## Material provided
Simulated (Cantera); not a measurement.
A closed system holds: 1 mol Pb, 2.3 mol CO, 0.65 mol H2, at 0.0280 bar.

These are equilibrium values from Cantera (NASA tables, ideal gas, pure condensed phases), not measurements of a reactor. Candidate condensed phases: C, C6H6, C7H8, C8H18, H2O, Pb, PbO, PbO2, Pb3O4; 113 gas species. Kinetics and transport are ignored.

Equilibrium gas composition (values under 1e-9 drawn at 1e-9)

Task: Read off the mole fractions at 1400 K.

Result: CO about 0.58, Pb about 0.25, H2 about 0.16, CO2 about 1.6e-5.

## Work task
From the records above, copy only the lines starting with the line that holds "Equilibrium gas composition" and going on through the line that holds "Task: Read off the mole fractions at 1400 K.", exactly as written.

## Answer area
Equilibrium gas composition (values under 1e-9 drawn at 1e-9)

Task: Read off the mole fractions at 1400 K.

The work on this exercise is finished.